# [Given information]
Segment Open

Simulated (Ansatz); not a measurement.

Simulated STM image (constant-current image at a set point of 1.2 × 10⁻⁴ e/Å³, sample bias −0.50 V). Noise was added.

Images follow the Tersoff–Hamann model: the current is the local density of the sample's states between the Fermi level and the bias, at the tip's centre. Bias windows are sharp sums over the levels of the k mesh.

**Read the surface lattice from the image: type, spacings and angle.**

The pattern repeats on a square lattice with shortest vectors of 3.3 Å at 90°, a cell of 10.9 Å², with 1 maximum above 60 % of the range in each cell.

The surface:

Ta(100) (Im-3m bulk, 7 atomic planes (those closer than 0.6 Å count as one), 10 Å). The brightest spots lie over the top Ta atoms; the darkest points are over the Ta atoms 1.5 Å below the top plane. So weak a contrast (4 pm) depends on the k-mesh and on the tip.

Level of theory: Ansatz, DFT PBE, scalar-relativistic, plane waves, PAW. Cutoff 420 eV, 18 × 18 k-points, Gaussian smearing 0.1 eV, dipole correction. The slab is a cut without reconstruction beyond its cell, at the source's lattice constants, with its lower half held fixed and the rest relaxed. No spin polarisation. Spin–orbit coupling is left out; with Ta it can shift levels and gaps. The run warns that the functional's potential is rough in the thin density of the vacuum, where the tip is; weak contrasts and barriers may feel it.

Segment Closed

# [Work task]
Of the lines above, output exactly those from the line bearing "Images follow the" through the line bearing "Ta(100) (Im-3m bulk, 7", inclusive.

# [Task answer]
Images follow the Tersoff–Hamann model: the current is the local density of the sample's states between the Fermi level and the bias, at the tip's centre. Bias windows are sharp sums over the levels of the k mesh.

**Read the surface lattice from the image: type, spacings and angle.**

The pattern repeats on a square lattice with shortest vectors of 3.3 Å at 90°, a cell of 10.9 Å², with 1 maximum above 60 % of the range in each cell.

The surface:

Ta(100) (Im-3m bulk, 7 atomic planes (those closer than 0.6 Å count as one), 10 Å). The brightest spots lie over the top Ta atoms; the darkest points are over the Ta atoms 1.5 Å below the top plane. So weak a contrast (4 pm) depends on the k-mesh and on the tip.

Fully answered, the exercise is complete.